Work instruction ▸
Each record below should be printed exactly as it was written.

::::::::::
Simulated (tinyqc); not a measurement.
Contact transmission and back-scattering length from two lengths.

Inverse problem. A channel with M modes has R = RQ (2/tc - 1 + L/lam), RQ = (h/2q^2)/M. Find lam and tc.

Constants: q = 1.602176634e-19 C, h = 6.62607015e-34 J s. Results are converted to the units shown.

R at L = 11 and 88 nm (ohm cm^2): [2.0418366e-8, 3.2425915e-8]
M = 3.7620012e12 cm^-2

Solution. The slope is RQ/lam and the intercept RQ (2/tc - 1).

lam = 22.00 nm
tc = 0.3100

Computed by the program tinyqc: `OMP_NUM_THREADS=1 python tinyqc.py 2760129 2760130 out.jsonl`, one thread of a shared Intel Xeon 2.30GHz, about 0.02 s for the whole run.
::::::::::

Written solution ▸
Simulated (tinyqc); not a measurement.
Contact transmission and back-scattering length from two lengths.

Inverse problem. A channel with M modes has R = RQ (2/tc - 1 + L/lam), RQ = (h/2q^2)/M. Find lam and tc.

Constants: q = 1.602176634e-19 C, h = 6.62607015e-34 J s. Results are converted to the units shown.

R at L = 11 and 88 nm (ohm cm^2): [2.0418366e-8, 3.2425915e-8]
M = 3.7620012e12 cm^-2

Solution. The slope is RQ/lam and the intercept RQ (2/tc - 1).

lam = 22.00 nm
tc = 0.3100

Computed by the program tinyqc: `OMP_NUM_THREADS=1 python tinyqc.py 2760129 2760130 out.jsonl`, one thread of a shared Intel Xeon 2.30GHz, about 0.02 s for the whole run.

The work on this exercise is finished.